(Action item) Copy out the records so that each line matches the original.

##########
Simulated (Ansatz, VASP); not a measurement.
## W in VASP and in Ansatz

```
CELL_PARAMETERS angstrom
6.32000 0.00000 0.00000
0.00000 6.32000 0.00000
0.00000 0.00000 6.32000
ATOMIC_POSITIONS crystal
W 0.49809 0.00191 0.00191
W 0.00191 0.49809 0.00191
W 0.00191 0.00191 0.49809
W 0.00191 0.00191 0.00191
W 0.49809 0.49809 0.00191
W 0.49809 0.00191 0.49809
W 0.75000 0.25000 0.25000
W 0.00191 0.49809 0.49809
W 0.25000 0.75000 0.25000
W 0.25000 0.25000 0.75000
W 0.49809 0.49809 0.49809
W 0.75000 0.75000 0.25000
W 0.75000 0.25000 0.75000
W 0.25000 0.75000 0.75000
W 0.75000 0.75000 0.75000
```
##########

(Your response)
Simulated (Ansatz, VASP); not a measurement.
## W in VASP and in Ansatz

```
CELL_PARAMETERS angstrom
6.32000 0.00000 0.00000
0.00000 6.32000 0.00000
0.00000 0.00000 6.32000
ATOMIC_POSITIONS crystal
W 0.49809 0.00191 0.00191
W 0.00191 0.49809 0.00191
W 0.00191 0.00191 0.49809
W 0.00191 0.00191 0.00191
W 0.49809 0.49809 0.00191
W 0.49809 0.00191 0.49809
W 0.75000 0.25000 0.25000
W 0.00191 0.49809 0.49809
W 0.25000 0.75000 0.25000
W 0.25000 0.25000 0.75000
W 0.49809 0.49809 0.49809
W 0.75000 0.75000 0.25000
W 0.75000 0.25000 0.75000
W 0.25000 0.75000 0.75000
W 0.75000 0.75000 0.75000
```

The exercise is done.